▸ **BRIEF**: For the entries below, print exactly the lines between the line holding "the two runs?" and the line holding "Geometry relaxed with", inclusive, and nothing else.

Content starts

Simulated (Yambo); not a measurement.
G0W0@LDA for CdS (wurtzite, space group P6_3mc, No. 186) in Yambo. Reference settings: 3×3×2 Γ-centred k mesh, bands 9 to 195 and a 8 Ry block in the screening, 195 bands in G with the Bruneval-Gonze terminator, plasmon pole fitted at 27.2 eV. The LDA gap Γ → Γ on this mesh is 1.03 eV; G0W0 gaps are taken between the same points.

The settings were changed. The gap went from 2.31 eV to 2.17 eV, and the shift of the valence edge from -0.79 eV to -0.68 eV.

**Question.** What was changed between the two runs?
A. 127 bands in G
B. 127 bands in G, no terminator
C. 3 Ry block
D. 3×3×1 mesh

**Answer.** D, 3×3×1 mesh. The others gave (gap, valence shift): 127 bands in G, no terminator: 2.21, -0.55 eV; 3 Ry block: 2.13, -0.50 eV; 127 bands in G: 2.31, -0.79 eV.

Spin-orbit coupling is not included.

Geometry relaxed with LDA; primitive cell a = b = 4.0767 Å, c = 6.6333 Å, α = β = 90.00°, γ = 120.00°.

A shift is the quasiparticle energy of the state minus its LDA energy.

Content ends

▸ **RESPONSE AREA**:
**Question.** What was changed between the two runs?
A. 127 bands in G
B. 127 bands in G, no terminator
C. 3 Ry block
D. 3×3×1 mesh

**Answer.** D, 3×3×1 mesh. The others gave (gap, valence shift): 127 bands in G, no terminator: 2.21, -0.55 eV; 3 Ry block: 2.13, -0.50 eV; 127 bands in G: 2.31, -0.79 eV.

Spin-orbit coupling is not included.

Geometry relaxed with LDA; primitive cell a = b = 4.0767 Å, c = 6.6333 Å, α = β = 90.00°, γ = 120.00°.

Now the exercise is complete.